REQUIREMENT
Begin at the line containing "Q: Fill in the values left out." in the entries below and end at the line containing "Caveats: the PAW"; transcribe that range exactly and nothing outside it.

DATA FOR ANALYSIS below:

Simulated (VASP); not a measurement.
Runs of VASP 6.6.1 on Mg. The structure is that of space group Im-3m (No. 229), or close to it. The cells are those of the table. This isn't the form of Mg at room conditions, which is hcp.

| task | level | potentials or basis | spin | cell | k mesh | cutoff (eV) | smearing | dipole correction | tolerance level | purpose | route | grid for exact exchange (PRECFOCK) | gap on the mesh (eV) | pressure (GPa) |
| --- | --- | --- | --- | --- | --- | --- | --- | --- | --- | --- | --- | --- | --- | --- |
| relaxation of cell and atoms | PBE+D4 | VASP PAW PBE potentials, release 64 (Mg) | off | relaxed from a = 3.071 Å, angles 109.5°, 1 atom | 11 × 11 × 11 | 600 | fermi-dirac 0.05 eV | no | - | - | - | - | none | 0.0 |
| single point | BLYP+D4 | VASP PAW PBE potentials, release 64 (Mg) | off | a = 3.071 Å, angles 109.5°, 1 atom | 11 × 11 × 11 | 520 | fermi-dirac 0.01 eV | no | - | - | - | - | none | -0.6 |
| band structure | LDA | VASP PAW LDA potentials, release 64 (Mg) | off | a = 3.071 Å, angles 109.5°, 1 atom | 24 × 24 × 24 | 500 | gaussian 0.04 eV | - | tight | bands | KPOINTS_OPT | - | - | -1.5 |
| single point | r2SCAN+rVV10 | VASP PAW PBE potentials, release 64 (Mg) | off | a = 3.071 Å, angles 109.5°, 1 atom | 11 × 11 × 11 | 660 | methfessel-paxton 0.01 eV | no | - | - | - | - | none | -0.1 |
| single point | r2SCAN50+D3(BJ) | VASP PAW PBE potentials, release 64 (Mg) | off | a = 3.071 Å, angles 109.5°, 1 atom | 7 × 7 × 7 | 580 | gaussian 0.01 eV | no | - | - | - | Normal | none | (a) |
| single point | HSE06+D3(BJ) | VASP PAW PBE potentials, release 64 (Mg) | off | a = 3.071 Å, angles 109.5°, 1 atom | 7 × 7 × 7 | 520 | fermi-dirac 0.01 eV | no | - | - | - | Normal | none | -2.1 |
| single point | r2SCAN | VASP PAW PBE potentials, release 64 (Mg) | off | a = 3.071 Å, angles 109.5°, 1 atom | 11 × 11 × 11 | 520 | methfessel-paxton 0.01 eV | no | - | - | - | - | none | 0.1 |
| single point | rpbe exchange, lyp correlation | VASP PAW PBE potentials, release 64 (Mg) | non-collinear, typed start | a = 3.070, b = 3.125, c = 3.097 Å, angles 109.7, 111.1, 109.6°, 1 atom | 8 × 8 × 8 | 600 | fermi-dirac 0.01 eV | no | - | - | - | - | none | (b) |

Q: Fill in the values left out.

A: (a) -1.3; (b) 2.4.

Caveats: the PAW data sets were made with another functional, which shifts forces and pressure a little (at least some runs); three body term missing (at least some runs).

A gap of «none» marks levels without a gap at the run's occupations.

End of DATA FOR ANALYSIS.

TASK RESULT
Q: Fill in the values left out.

A: (a) -1.3; (b) 2.4.

Caveats: the PAW data sets were made with another functional, which shifts forces and pressure a little (at least some runs); three body term missing (at least some runs).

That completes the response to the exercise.